DATASET below:
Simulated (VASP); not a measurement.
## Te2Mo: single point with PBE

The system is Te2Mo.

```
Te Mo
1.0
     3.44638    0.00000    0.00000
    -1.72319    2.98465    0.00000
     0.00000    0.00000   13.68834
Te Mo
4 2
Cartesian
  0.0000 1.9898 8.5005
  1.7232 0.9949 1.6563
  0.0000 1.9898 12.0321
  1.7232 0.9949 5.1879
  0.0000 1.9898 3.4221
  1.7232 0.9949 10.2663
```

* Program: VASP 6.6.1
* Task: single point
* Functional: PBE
End of DATASET.

REQUIREMENT – The listing above should be repeated in its entirety, unchanged.

EXPECTED ANSWER –
Simulated (VASP); not a measurement.
## Te2Mo: single point with PBE

The system is Te2Mo.

```
Te Mo
1.0
     3.44638    0.00000    0.00000
    -1.72319    2.98465    0.00000
     0.00000    0.00000   13.68834
Te Mo
4 2
Cartesian
  0.0000 1.9898 8.5005
  1.7232 0.9949 1.6563
  0.0000 1.9898 12.0321
  1.7232 0.9949 5.1879
  0.0000 1.9898 3.4221
  1.7232 0.9949 10.2663
```

* Program: VASP 6.6.1
* Task: single point
* Functional: PBE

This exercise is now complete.